┌──

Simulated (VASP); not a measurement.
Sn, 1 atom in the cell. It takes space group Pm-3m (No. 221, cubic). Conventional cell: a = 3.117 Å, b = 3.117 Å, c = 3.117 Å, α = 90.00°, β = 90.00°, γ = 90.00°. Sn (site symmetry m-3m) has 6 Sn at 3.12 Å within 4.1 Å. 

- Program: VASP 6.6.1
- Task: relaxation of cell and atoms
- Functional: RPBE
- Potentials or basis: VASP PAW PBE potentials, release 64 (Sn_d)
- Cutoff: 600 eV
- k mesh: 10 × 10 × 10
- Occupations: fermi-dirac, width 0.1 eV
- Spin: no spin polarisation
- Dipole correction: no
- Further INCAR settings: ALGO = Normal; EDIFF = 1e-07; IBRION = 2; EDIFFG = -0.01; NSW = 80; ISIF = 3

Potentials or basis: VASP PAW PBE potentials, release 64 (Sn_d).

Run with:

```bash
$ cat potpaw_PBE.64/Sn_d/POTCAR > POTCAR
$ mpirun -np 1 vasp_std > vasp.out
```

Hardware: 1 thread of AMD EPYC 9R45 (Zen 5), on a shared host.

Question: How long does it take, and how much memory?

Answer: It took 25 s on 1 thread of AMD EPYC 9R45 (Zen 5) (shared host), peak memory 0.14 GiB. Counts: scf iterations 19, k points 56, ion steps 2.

└──

Work request —
Output all of the data in full, exactly as given.

Response box —
Simulated (VASP); not a measurement.
Sn, 1 atom in the cell. It takes space group Pm-3m (No. 221, cubic). Conventional cell: a = 3.117 Å, b = 3.117 Å, c = 3.117 Å, α = 90.00°, β = 90.00°, γ = 90.00°. Sn (site symmetry m-3m) has 6 Sn at 3.12 Å within 4.1 Å. 

- Program: VASP 6.6.1
- Task: relaxation of cell and atoms
- Functional: RPBE
- Potentials or basis: VASP PAW PBE potentials, release 64 (Sn_d)
- Cutoff: 600 eV
- k mesh: 10 × 10 × 10
- Occupations: fermi-dirac, width 0.1 eV
- Spin: no spin polarisation
- Dipole correction: no
- Further INCAR settings: ALGO = Normal; EDIFF = 1e-07; IBRION = 2; EDIFFG = -0.01; NSW = 80; ISIF = 3

Potentials or basis: VASP PAW PBE potentials, release 64 (Sn_d).

Run with:

```bash
$ cat potpaw_PBE.64/Sn_d/POTCAR > POTCAR
$ mpirun -np 1 vasp_std > vasp.out
```

Hardware: 1 thread of AMD EPYC 9R45 (Zen 5), on a shared host.

Question: How long does it take, and how much memory?

Answer: It took 25 s on 1 thread of AMD EPYC 9R45 (Zen 5) (shared host), peak memory 0.14 GiB. Counts: scf iterations 19, k points 56, ion steps 2.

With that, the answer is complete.